- _Provided records_:

****************************************

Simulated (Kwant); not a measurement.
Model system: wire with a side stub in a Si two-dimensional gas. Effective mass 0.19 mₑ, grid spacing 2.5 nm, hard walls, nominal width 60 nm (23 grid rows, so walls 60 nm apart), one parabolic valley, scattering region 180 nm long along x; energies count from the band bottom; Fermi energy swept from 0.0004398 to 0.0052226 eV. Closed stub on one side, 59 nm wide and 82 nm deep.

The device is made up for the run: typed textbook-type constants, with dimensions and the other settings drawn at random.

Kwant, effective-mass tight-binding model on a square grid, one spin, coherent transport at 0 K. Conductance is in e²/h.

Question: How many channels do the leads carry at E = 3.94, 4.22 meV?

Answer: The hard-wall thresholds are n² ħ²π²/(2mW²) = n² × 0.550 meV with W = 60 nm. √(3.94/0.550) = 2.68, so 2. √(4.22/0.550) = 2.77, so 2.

****************************************

- _Work task_:
Word for word, set down the lines from the beginning of the records through the line that holds "Model system: wire". Leave out the rest.

- _Exercise result_:
Simulated (Kwant); not a measurement.
Model system: wire with a side stub in a Si two-dimensional gas. Effective mass 0.19 mₑ, grid spacing 2.5 nm, hard walls, nominal width 60 nm (23 grid rows, so walls 60 nm apart), one parabolic valley, scattering region 180 nm long along x; energies count from the band bottom; Fermi energy swept from 0.0004398 to 0.0052226 eV. Closed stub on one side, 59 nm wide and 82 nm deep.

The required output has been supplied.